__Listed entries__:
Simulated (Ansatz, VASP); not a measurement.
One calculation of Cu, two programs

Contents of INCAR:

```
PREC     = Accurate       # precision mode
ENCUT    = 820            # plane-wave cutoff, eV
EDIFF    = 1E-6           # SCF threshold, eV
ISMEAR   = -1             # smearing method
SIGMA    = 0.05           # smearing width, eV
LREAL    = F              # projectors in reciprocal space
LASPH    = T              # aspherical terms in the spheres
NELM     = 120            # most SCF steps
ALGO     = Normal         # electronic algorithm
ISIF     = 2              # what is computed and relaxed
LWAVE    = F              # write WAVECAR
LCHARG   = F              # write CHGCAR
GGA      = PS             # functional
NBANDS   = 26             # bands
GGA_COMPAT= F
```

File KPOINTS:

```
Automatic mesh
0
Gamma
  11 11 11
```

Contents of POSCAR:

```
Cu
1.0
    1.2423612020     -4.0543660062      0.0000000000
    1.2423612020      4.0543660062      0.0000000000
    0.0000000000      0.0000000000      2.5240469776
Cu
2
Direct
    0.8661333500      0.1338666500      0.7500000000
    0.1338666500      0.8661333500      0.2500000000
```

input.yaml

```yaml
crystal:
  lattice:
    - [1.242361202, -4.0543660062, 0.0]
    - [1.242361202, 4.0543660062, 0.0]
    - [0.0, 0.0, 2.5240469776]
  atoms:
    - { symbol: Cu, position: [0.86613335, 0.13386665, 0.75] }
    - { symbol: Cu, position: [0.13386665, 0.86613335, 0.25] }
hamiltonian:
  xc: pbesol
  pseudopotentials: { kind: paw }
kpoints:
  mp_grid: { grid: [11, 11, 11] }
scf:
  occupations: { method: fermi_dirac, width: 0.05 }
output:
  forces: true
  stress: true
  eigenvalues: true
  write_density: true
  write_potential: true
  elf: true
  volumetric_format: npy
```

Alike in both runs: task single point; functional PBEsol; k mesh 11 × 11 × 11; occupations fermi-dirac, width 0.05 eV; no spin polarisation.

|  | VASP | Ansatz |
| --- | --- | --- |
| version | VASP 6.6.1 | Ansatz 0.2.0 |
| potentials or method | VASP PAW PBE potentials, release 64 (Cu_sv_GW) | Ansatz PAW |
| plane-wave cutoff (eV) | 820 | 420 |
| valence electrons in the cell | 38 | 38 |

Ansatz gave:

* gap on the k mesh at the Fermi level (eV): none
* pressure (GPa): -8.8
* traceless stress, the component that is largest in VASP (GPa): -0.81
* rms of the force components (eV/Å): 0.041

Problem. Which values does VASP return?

__Work order__:
What is asked for is an exact copy of the lines above from the one containing "Alike in both" through the one containing "820 | 420 |", and only those.

__Your response__:
Alike in both runs: task single point; functional PBEsol; k mesh 11 × 11 × 11; occupations fermi-dirac, width 0.05 eV; no spin polarisation.

|  | VASP | Ansatz |
| --- | --- | --- |
| version | VASP 6.6.1 | Ansatz 0.2.0 |
| potentials or method | VASP PAW PBE potentials, release 64 (Cu_sv_GW) | Ansatz PAW |
| plane-wave cutoff (eV) | 820 | 420 |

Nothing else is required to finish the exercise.